● **Activity**:
When you reach the line containing "Item | Value |" in the entries below, begin reproducing lines exactly, and stop once the line containing "(GPa) | 2.8 |" is done.

● **Data records**:
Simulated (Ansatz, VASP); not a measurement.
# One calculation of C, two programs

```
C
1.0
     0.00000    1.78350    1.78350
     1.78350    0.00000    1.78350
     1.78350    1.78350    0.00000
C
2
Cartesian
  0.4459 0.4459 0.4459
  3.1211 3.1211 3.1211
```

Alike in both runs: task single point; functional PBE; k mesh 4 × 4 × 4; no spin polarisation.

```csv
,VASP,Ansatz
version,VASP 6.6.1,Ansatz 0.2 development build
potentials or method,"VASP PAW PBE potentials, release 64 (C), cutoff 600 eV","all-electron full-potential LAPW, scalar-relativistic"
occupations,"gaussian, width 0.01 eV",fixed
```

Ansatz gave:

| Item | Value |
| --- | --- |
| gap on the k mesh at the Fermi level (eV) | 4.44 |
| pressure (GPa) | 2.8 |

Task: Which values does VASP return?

● **Response area**:
| Item | Value |
| --- | --- |
| gap on the k mesh at the Fermi level (eV) | 4.44 |
| pressure (GPa) | 2.8 |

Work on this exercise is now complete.